Every entry that follows is to be duplicated exactly.

▶ [EXERCISE DATA]:
════
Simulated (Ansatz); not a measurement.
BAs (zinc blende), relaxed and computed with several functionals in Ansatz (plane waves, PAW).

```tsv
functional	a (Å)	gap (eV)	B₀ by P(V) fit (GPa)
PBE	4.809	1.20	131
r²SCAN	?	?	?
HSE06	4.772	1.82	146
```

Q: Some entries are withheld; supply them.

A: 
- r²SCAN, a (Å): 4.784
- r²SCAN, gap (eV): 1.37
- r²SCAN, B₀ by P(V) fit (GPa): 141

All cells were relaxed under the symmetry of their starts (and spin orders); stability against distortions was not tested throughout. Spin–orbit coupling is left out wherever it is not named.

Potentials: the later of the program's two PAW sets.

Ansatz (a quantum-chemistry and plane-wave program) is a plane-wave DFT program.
════

▶ [RESPONSE BOX]:
Simulated (Ansatz); not a measurement.
BAs (zinc blende), relaxed and computed with several functionals in Ansatz (plane waves, PAW).

```tsv
functional	a (Å)	gap (eV)	B₀ by P(V) fit (GPa)
PBE	4.809	1.20	131
r²SCAN	?	?	?
HSE06	4.772	1.82	146
```

Q: Some entries are withheld; supply them.

A: 
- r²SCAN, a (Å): 4.784
- r²SCAN, gap (eV): 1.37
- r²SCAN, B₀ by P(V) fit (GPa): 141

All cells were relaxed under the symmetry of their starts (and spin orders); stability against distortions was not tested throughout. Spin–orbit coupling is left out wherever it is not named.

Potentials: the later of the program's two PAW sets.

Ansatz (a quantum-chemistry and plane-wave program) is a plane-wave DFT program.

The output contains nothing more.